**Data for review:**
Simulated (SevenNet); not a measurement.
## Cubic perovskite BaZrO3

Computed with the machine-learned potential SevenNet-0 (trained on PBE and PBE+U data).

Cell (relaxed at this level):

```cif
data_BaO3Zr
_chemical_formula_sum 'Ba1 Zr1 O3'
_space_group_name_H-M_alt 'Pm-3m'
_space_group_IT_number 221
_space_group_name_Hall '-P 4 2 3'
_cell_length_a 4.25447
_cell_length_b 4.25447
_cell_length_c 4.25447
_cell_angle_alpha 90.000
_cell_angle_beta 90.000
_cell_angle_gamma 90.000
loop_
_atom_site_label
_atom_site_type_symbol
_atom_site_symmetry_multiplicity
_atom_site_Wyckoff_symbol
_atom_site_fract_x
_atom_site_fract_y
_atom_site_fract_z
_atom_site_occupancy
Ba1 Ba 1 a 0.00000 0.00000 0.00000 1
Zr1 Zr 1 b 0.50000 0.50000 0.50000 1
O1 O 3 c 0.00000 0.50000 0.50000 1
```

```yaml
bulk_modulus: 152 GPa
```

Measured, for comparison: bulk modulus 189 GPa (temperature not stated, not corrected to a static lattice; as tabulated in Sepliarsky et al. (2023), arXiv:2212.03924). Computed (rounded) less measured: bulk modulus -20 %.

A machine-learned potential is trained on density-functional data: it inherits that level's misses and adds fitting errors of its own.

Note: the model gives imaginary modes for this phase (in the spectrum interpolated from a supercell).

**Requirement:** Reproduce the listing above exactly as far as the line with "A machine-learned potential", that line included.

**Reply:**
Simulated (SevenNet); not a measurement.
## Cubic perovskite BaZrO3

Computed with the machine-learned potential SevenNet-0 (trained on PBE and PBE+U data).

Cell (relaxed at this level):

```cif
data_BaO3Zr
_chemical_formula_sum 'Ba1 Zr1 O3'
_space_group_name_H-M_alt 'Pm-3m'
_space_group_IT_number 221
_space_group_name_Hall '-P 4 2 3'
_cell_length_a 4.25447
_cell_length_b 4.25447
_cell_length_c 4.25447
_cell_angle_alpha 90.000
_cell_angle_beta 90.000
_cell_angle_gamma 90.000
loop_
_atom_site_label
_atom_site_type_symbol
_atom_site_symmetry_multiplicity
_atom_site_Wyckoff_symbol
_atom_site_fract_x
_atom_site_fract_y
_atom_site_fract_z
_atom_site_occupancy
Ba1 Ba 1 a 0.00000 0.00000 0.00000 1
Zr1 Zr 1 b 0.50000 0.50000 0.50000 1
O1 O 3 c 0.00000 0.50000 0.50000 1
```

```yaml
bulk_modulus: 152 GPa
```

Measured, for comparison: bulk modulus 189 GPa (temperature not stated, not corrected to a static lattice; as tabulated in Sepliarsky et al. (2023), arXiv:2212.03924). Computed (rounded) less measured: bulk modulus -20 %.

A machine-learned potential is trained on density-functional data: it inherits that level's misses and adds fitting errors of its own.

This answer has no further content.